EXTRACTED ENTRIES ▸
Segment Open
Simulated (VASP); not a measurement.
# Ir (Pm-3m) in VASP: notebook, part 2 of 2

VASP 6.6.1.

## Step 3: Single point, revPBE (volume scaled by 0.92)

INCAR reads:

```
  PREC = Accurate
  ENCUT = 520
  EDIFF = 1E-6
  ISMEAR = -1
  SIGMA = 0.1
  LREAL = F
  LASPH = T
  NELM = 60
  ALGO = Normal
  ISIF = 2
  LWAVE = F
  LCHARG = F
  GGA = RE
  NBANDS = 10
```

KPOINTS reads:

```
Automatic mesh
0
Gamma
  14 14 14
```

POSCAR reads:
Segment Closed

The full set of entries must be restated exactly, with none omitted.

TASK ANSWER ▸
Simulated (VASP); not a measurement.
# Ir (Pm-3m) in VASP: notebook, part 2 of 2

VASP 6.6.1.

## Step 3: Single point, revPBE (volume scaled by 0.92)

INCAR reads:

```
  PREC = Accurate
  ENCUT = 520
  EDIFF = 1E-6
  ISMEAR = -1
  SIGMA = 0.1
  LREAL = F
  LASPH = T
  NELM = 60
  ALGO = Normal
  ISIF = 2
  LWAVE = F
  LCHARG = F
  GGA = RE
  NBANDS = 10
```

KPOINTS reads:

```
Automatic mesh
0
Gamma
  14 14 14
```

POSCAR reads:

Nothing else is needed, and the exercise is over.